Brief »
The listing is to be duplicated in full, exactly as written.

START Information provided

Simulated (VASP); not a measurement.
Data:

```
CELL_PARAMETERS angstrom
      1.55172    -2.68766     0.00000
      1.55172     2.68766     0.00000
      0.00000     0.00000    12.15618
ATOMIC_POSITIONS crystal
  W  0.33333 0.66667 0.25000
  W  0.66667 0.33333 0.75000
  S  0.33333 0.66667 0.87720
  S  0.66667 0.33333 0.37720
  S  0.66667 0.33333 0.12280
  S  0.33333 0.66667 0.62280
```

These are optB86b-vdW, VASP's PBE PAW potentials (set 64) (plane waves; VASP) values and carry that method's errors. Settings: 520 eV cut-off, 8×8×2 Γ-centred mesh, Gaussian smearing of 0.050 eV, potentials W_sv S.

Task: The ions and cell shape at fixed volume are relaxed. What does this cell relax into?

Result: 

END Information provided

Expected answer »
Simulated (VASP); not a measurement.
Data:

```
CELL_PARAMETERS angstrom
      1.55172    -2.68766     0.00000
      1.55172     2.68766     0.00000
      0.00000     0.00000    12.15618
ATOMIC_POSITIONS crystal
  W  0.33333 0.66667 0.25000
  W  0.66667 0.33333 0.75000
  S  0.33333 0.66667 0.87720
  S  0.66667 0.33333 0.37720
  S  0.66667 0.33333 0.12280
  S  0.33333 0.66667 0.62280
```

These are optB86b-vdW, VASP's PBE PAW potentials (set 64) (plane waves; VASP) values and carry that method's errors. Settings: 520 eV cut-off, 8×8×2 Γ-centred mesh, Gaussian smearing of 0.050 eV, potentials W_sv S.

Task: The ions and cell shape at fixed volume are relaxed. What does this cell relax into?

Result: 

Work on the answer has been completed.